◆ **Assigned task**
An exact copy of the entries is needed, with every line included.

◆ **Records shown**
○ ○ ○

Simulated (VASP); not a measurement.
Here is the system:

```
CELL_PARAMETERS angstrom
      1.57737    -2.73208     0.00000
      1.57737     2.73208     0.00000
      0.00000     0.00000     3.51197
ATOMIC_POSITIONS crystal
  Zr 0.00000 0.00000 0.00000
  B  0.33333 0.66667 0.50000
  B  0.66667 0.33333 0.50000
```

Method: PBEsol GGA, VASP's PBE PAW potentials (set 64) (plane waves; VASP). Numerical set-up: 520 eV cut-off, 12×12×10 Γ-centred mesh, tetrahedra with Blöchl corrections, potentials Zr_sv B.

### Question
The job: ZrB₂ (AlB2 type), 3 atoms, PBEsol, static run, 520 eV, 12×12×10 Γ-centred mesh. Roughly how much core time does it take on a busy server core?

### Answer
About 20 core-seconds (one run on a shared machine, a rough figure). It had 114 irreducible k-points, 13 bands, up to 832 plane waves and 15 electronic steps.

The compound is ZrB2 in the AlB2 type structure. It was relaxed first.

○ ○ ○

◆ **Task response**
Simulated (VASP); not a measurement.
Here is the system:

```
CELL_PARAMETERS angstrom
      1.57737    -2.73208     0.00000
      1.57737     2.73208     0.00000
      0.00000     0.00000     3.51197
ATOMIC_POSITIONS crystal
  Zr 0.00000 0.00000 0.00000
  B  0.33333 0.66667 0.50000
  B  0.66667 0.33333 0.50000
```

Method: PBEsol GGA, VASP's PBE PAW potentials (set 64) (plane waves; VASP). Numerical set-up: 520 eV cut-off, 12×12×10 Γ-centred mesh, tetrahedra with Blöchl corrections, potentials Zr_sv B.

### Question
The job: ZrB₂ (AlB2 type), 3 atoms, PBEsol, static run, 520 eV, 12×12×10 Γ-centred mesh. Roughly how much core time does it take on a busy server core?

### Answer
About 20 core-seconds (one run on a shared machine, a rough figure). It had 114 irreducible k-points, 13 bands, up to 832 plane waves and 15 electronic steps.

The compound is ZrB2 in the AlB2 type structure. It was relaxed first.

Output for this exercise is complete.